----------------
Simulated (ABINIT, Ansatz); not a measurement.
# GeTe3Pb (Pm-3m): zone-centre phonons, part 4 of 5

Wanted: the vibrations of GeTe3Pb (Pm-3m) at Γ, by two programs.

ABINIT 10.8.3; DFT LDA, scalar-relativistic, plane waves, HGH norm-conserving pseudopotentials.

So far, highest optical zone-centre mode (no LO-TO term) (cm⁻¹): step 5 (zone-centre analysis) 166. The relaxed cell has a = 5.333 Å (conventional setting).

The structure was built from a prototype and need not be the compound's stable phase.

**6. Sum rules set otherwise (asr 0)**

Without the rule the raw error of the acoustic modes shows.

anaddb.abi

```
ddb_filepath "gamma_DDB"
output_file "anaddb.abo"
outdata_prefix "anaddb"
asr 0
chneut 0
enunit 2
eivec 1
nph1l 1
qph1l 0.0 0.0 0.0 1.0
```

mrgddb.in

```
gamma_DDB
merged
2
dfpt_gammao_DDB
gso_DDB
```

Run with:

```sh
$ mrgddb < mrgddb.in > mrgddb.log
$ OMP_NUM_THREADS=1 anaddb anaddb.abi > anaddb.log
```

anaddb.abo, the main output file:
----------------

#### Exercise:
Beginning with the first line of the entries, repeat each line exactly until you have reproduced the one containing "ABINIT 10.8.3; DFT", and add nothing further.

#### Result:
Simulated (ABINIT, Ansatz); not a measurement.
# GeTe3Pb (Pm-3m): zone-centre phonons, part 4 of 5

Wanted: the vibrations of GeTe3Pb (Pm-3m) at Γ, by two programs.

ABINIT 10.8.3; DFT LDA, scalar-relativistic, plane waves, HGH norm-conserving pseudopotentials.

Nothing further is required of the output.